## Assigned task
Repeat word for word the opening stretch of the entries, from the first line through the line containing "### Question".

◆ ◆ ◆ ◆ ◆

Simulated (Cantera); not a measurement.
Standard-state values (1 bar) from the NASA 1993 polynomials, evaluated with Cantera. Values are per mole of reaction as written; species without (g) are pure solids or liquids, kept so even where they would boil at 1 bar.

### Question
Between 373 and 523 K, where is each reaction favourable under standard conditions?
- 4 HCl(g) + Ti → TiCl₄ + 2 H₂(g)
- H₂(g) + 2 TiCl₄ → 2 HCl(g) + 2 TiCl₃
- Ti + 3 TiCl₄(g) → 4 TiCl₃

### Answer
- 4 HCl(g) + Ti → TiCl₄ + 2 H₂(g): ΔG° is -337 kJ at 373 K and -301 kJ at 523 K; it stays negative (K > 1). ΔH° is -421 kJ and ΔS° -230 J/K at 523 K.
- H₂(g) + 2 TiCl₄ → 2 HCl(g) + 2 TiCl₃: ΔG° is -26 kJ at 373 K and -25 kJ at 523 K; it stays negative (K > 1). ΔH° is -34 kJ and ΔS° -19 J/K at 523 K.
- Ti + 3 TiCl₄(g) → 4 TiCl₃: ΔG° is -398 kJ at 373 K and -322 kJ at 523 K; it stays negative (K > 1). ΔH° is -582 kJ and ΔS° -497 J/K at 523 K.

◆ ◆ ◆ ◆ ◆

## Task answer
Simulated (Cantera); not a measurement.
Standard-state values (1 bar) from the NASA 1993 polynomials, evaluated with Cantera. Values are per mole of reaction as written; species without (g) are pure solids or liquids, kept so even where they would boil at 1 bar.

### Question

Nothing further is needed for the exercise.